─── Input data
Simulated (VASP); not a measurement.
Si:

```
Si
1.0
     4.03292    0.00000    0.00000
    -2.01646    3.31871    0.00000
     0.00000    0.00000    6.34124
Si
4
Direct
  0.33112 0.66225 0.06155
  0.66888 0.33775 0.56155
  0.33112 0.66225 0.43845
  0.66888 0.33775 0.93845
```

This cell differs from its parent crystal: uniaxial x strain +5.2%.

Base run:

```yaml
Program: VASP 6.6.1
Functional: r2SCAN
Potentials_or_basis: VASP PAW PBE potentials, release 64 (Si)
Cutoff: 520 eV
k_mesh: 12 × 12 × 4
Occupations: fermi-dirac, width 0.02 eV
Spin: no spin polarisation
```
──────

Work request —
The whole listing above is to be transcribed exactly, line for line.

Written answer —
Simulated (VASP); not a measurement.
Si:

```
Si
1.0
     4.03292    0.00000    0.00000
    -2.01646    3.31871    0.00000
     0.00000    0.00000    6.34124
Si
4
Direct
  0.33112 0.66225 0.06155
  0.66888 0.33775 0.56155
  0.33112 0.66225 0.43845
  0.66888 0.33775 0.93845
```

This cell differs from its parent crystal: uniaxial x strain +5.2%.

Base run:

```yaml
Program: VASP 6.6.1
Functional: r2SCAN
Potentials_or_basis: VASP PAW PBE potentials, release 64 (Si)
Cutoff: 520 eV
k_mesh: 12 × 12 × 4
Occupations: fermi-dirac, width 0.02 eV
Spin: no spin polarisation
```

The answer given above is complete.